• **MATERIAL SUPPLIED**:
□ □ □ □ □

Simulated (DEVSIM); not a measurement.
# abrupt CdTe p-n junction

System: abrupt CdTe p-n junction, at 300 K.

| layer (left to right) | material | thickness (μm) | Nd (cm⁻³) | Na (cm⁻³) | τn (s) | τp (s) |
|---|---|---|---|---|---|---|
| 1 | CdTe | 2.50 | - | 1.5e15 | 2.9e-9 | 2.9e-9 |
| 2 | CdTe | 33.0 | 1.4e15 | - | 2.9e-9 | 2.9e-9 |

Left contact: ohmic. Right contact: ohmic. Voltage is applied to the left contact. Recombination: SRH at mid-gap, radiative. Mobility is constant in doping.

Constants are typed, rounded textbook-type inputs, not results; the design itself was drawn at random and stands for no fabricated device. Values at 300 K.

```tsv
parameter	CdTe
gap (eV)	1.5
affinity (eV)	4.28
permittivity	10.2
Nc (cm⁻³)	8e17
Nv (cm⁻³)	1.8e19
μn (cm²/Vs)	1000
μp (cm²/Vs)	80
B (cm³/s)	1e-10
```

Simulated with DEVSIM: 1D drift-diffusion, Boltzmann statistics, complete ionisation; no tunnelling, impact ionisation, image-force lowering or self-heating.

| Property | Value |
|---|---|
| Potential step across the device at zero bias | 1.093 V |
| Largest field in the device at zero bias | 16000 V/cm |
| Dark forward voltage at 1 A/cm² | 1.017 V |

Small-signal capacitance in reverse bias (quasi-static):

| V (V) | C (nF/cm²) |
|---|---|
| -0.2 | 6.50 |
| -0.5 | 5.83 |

□ □ □ □ □

• **REQUIRED ACTION**:
Reproduce the entire listing so that it matches the original in every line.

• **RESPONSE AREA**:
Simulated (DEVSIM); not a measurement.
# abrupt CdTe p-n junction

System: abrupt CdTe p-n junction, at 300 K.

| layer (left to right) | material | thickness (μm) | Nd (cm⁻³) | Na (cm⁻³) | τn (s) | τp (s) |
|---|---|---|---|---|---|---|
| 1 | CdTe | 2.50 | - | 1.5e15 | 2.9e-9 | 2.9e-9 |
| 2 | CdTe | 33.0 | 1.4e15 | - | 2.9e-9 | 2.9e-9 |

Left contact: ohmic. Right contact: ohmic. Voltage is applied to the left contact. Recombination: SRH at mid-gap, radiative. Mobility is constant in doping.

Constants are typed, rounded textbook-type inputs, not results; the design itself was drawn at random and stands for no fabricated device. Values at 300 K.

```tsv
parameter	CdTe
gap (eV)	1.5
affinity (eV)	4.28
permittivity	10.2
Nc (cm⁻³)	8e17
Nv (cm⁻³)	1.8e19
μn (cm²/Vs)	1000
μp (cm²/Vs)	80
B (cm³/s)	1e-10
```

Simulated with DEVSIM: 1D drift-diffusion, Boltzmann statistics, complete ionisation; no tunnelling, impact ionisation, image-force lowering or self-heating.

| Property | Value |
|---|---|
| Potential step across the device at zero bias | 1.093 V |
| Largest field in the device at zero bias | 16000 V/cm |
| Dark forward voltage at 1 A/cm² | 1.017 V |

Small-signal capacitance in reverse bias (quasi-static):

| V (V) | C (nF/cm²) |
|---|---|
| -0.2 | 6.50 |
| -0.5 | 5.83 |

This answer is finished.